[Work request] Line by line, print the records exactly.

[Data for analysis]
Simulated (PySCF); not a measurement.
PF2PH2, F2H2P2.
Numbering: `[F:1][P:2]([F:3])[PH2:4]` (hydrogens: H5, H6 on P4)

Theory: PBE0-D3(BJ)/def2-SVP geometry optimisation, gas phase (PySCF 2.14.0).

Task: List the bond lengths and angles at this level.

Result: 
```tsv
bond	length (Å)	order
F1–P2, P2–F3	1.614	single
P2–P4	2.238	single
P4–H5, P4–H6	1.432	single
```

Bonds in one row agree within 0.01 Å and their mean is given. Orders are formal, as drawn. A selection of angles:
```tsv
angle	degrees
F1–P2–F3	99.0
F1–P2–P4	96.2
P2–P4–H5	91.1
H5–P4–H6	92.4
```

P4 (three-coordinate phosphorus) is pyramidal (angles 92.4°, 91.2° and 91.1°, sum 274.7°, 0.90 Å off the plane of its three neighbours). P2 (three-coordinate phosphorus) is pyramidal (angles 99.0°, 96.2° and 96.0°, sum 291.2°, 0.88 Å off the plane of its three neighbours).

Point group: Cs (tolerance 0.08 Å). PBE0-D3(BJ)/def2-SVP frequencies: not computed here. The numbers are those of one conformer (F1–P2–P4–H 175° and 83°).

[Exercise answer]
Simulated (PySCF); not a measurement.
PF2PH2, F2H2P2.
Numbering: `[F:1][P:2]([F:3])[PH2:4]` (hydrogens: H5, H6 on P4)

Theory: PBE0-D3(BJ)/def2-SVP geometry optimisation, gas phase (PySCF 2.14.0).

Task: List the bond lengths and angles at this level.

Result: 
```tsv
bond	length (Å)	order
F1–P2, P2–F3	1.614	single
P2–P4	2.238	single
P4–H5, P4–H6	1.432	single
```

Bonds in one row agree within 0.01 Å and their mean is given. Orders are formal, as drawn. A selection of angles:
```tsv
angle	degrees
F1–P2–F3	99.0
F1–P2–P4	96.2
P2–P4–H5	91.1
H5–P4–H6	92.4
```

P4 (three-coordinate phosphorus) is pyramidal (angles 92.4°, 91.2° and 91.1°, sum 274.7°, 0.90 Å off the plane of its three neighbours). P2 (three-coordinate phosphorus) is pyramidal (angles 99.0°, 96.2° and 96.0°, sum 291.2°, 0.88 Å off the plane of its three neighbours).

Point group: Cs (tolerance 0.08 Å). PBE0-D3(BJ)/def2-SVP frequencies: not computed here. The numbers are those of one conformer (F1–P2–P4–H 175° and 83°).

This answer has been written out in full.